[[ PROVIDED MATERIAL open ]]

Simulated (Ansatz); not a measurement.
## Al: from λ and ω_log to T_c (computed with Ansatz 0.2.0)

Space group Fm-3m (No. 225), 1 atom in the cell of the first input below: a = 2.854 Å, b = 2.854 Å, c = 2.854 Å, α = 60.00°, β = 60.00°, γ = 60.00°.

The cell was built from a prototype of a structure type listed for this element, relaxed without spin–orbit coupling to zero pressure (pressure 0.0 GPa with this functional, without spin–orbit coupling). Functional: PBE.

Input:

[[ PROVIDED MATERIAL closed ]]

_ASSIGNMENT_
All of the material must be written out again exactly.

_RESULT_
Simulated (Ansatz); not a measurement.
## Al: from λ and ω_log to T_c (computed with Ansatz 0.2.0)

Space group Fm-3m (No. 225), 1 atom in the cell of the first input below: a = 2.854 Å, b = 2.854 Å, c = 2.854 Å, α = 60.00°, β = 60.00°, γ = 60.00°.

The cell was built from a prototype of a structure type listed for this element, relaxed without spin–orbit coupling to zero pressure (pressure 0.0 GPa with this functional, without spin–orbit coupling). Functional: PBE.

Input:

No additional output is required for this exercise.